Action item. Print the data below exactly as it appears.

Material shown.
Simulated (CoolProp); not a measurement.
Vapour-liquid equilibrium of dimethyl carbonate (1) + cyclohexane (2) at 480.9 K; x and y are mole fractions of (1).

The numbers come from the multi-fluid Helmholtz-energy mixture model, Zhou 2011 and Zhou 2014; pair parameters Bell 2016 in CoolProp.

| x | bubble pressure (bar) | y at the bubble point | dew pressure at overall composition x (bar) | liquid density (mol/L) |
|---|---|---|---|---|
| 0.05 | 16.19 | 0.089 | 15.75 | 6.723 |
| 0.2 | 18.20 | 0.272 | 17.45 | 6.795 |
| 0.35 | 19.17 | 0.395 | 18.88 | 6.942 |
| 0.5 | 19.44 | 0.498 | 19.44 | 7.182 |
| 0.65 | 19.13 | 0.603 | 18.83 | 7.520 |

Exercise response.
Simulated (CoolProp); not a measurement.
Vapour-liquid equilibrium of dimethyl carbonate (1) + cyclohexane (2) at 480.9 K; x and y are mole fractions of (1).

The numbers come from the multi-fluid Helmholtz-energy mixture model, Zhou 2011 and Zhou 2014; pair parameters Bell 2016 in CoolProp.

| x | bubble pressure (bar) | y at the bubble point | dew pressure at overall composition x (bar) | liquid density (mol/L) |
|---|---|---|---|---|
| 0.05 | 16.19 | 0.089 | 15.75 | 6.723 |
| 0.2 | 18.20 | 0.272 | 17.45 | 6.795 |
| 0.35 | 19.17 | 0.395 | 18.88 | 6.942 |
| 0.5 | 19.44 | 0.498 | 19.44 | 7.182 |
| 0.65 | 19.13 | 0.603 | 18.83 | 7.520 |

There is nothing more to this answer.